Segment Open

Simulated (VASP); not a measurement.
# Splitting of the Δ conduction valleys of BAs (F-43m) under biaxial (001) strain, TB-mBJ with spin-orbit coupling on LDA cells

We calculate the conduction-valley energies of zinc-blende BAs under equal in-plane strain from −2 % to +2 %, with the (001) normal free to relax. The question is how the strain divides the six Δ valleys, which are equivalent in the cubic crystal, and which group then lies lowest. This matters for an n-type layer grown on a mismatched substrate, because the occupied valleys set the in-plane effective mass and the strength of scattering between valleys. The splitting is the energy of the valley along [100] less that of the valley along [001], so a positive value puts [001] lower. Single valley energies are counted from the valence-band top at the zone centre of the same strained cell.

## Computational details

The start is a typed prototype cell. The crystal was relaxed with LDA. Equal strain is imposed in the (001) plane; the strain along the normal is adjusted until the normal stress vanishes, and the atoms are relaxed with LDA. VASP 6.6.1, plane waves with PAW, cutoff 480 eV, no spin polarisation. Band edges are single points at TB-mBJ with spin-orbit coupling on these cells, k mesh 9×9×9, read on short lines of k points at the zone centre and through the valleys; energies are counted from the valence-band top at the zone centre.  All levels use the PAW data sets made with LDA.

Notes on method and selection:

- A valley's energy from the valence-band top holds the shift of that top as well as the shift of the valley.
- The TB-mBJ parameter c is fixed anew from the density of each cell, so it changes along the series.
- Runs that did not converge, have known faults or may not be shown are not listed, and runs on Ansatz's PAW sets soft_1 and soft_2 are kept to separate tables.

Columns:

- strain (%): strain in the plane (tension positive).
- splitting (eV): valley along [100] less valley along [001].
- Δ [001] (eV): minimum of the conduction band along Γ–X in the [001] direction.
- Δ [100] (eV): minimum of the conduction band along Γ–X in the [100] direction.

Segment Closed

■ WORK REQUEST ■
In the records above, find the line containing "# Splitting of" and restate word for word every line from the first through that one.

■ TASK SOLUTION ■
Simulated (VASP); not a measurement.
# Splitting of the Δ conduction valleys of BAs (F-43m) under biaxial (001) strain, TB-mBJ with spin-orbit coupling on LDA cells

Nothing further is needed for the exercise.